*Work order:*
Please keep to the lines below from the one with "These gas-phase data" through the one with "The same quantities", and restate them word for word, ends included.

Segment Start: Recorded data

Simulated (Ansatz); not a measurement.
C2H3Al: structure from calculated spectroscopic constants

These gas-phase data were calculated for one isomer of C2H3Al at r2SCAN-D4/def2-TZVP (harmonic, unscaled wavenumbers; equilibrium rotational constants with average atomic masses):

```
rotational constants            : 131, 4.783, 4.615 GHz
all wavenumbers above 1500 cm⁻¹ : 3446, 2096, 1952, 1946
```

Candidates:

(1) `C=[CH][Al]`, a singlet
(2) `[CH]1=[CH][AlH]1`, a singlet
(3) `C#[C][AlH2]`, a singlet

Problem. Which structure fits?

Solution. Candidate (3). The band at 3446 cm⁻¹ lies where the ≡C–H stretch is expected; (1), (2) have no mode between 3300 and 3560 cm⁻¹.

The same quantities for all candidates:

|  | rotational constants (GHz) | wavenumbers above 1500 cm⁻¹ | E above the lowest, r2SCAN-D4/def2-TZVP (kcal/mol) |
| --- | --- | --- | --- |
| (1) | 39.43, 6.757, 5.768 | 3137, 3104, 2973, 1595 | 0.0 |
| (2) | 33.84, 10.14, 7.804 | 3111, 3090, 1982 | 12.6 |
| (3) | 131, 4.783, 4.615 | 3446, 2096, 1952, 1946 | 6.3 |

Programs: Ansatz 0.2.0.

Segment End: Recorded data

*Answer space:*
These gas-phase data were calculated for one isomer of C2H3Al at r2SCAN-D4/def2-TZVP (harmonic, unscaled wavenumbers; equilibrium rotational constants with average atomic masses):

```
rotational constants            : 131, 4.783, 4.615 GHz
all wavenumbers above 1500 cm⁻¹ : 3446, 2096, 1952, 1946
```

Candidates:

(1) `C=[CH][Al]`, a singlet
(2) `[CH]1=[CH][AlH]1`, a singlet
(3) `C#[C][AlH2]`, a singlet

Problem. Which structure fits?

Solution. Candidate (3). The band at 3446 cm⁻¹ lies where the ≡C–H stretch is expected; (1), (2) have no mode between 3300 and 3560 cm⁻¹.

The same quantities for all candidates:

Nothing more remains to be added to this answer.